Requirement -> Your answer should consist of the complete listing, repeated verbatim.

* * * * *

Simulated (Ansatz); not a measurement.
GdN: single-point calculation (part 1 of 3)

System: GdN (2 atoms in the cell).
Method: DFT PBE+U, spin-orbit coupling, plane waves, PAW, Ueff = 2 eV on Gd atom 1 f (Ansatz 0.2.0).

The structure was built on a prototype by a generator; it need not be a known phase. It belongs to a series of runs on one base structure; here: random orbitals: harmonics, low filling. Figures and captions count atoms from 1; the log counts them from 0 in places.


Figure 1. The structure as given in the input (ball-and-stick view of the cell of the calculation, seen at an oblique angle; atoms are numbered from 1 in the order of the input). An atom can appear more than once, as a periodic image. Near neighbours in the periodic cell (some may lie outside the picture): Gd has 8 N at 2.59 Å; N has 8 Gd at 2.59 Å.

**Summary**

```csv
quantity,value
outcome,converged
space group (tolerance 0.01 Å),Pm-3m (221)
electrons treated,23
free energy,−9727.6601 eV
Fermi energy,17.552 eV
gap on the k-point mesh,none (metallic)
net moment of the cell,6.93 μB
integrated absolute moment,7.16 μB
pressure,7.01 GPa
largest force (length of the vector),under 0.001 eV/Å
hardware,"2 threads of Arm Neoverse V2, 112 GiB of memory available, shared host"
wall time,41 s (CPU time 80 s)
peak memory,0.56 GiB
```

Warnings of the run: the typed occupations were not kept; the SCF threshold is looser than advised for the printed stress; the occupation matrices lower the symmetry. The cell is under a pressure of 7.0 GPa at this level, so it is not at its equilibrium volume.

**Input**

* * * * *

Exercise output ->
Simulated (Ansatz); not a measurement.
GdN: single-point calculation (part 1 of 3)

System: GdN (2 atoms in the cell).
Method: DFT PBE+U, spin-orbit coupling, plane waves, PAW, Ueff = 2 eV on Gd atom 1 f (Ansatz 0.2.0).

The structure was built on a prototype by a generator; it need not be a known phase. It belongs to a series of runs on one base structure; here: random orbitals: harmonics, low filling. Figures and captions count atoms from 1; the log counts them from 0 in places.


Figure 1. The structure as given in the input (ball-and-stick view of the cell of the calculation, seen at an oblique angle; atoms are numbered from 1 in the order of the input). An atom can appear more than once, as a periodic image. Near neighbours in the periodic cell (some may lie outside the picture): Gd has 8 N at 2.59 Å; N has 8 Gd at 2.59 Å.

**Summary**

```csv
quantity,value
outcome,converged
space group (tolerance 0.01 Å),Pm-3m (221)
electrons treated,23
free energy,−9727.6601 eV
Fermi energy,17.552 eV
gap on the k-point mesh,none (metallic)
net moment of the cell,6.93 μB
integrated absolute moment,7.16 μB
pressure,7.01 GPa
largest force (length of the vector),under 0.001 eV/Å
hardware,"2 threads of Arm Neoverse V2, 112 GiB of memory available, shared host"
wall time,41 s (CPU time 80 s)
peak memory,0.56 GiB
```

Warnings of the run: the typed occupations were not kept; the SCF threshold is looser than advised for the printed stress; the occupation matrices lower the symmetry. The cell is under a pressure of 7.0 GPa at this level, so it is not at its equilibrium volume.

**Input**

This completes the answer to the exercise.